--- Input data Enclosed Below ---
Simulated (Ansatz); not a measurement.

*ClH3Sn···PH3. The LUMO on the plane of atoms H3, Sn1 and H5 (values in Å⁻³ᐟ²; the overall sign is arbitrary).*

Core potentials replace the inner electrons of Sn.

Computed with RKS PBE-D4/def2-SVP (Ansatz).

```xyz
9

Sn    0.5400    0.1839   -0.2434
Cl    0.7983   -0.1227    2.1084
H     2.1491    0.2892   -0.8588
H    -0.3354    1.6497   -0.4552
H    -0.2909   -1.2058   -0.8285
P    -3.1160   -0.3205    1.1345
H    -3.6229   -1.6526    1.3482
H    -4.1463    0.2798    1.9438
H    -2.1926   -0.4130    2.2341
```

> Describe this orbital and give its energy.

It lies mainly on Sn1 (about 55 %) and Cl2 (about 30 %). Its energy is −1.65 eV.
--- End of Enclosed Input data ---

Work task: For this exercise, output exactly the lines above from the line with "Computed with RKS PBE-D4/def2-SVP (Ansatz)." to the line with "give its energy.", counting both, and leave out the rest.

Exercise answer:
Computed with RKS PBE-D4/def2-SVP (Ansatz).

```xyz
9

Sn    0.5400    0.1839   -0.2434
Cl    0.7983   -0.1227    2.1084
H     2.1491    0.2892   -0.8588
H    -0.3354    1.6497   -0.4552
H    -0.2909   -1.2058   -0.8285
P    -3.1160   -0.3205    1.1345
H    -3.6229   -1.6526    1.3482
H    -4.1463    0.2798    1.9438
H    -2.1926   -0.4130    2.2341
```

> Describe this orbital and give its energy.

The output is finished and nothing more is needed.